WORK REQUEST
Beginning with the first line of the data below, extract each line up to and including the one containing "Ansatz results at". Copy them exactly and add nothing.

SUPPLIED INFORMATION
------------------------------------------------
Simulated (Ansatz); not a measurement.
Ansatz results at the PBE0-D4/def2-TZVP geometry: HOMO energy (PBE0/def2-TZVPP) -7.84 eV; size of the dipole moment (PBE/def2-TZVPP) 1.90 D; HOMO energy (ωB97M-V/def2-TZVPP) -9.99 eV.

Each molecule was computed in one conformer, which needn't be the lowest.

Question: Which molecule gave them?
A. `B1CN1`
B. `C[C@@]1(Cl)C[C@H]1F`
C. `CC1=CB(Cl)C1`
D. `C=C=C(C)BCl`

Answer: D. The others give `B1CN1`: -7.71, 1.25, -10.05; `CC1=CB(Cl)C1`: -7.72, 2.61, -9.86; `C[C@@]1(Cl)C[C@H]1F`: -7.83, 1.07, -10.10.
------------------------------------------------

ANSWER AREA
Simulated (Ansatz); not a measurement.
Ansatz results at the PBE0-D4/def2-TZVP geometry: HOMO energy (PBE0/def2-TZVPP) -7.84 eV; size of the dipole moment (PBE/def2-TZVPP) 1.90 D; HOMO energy (ωB97M-V/def2-TZVPP) -9.99 eV.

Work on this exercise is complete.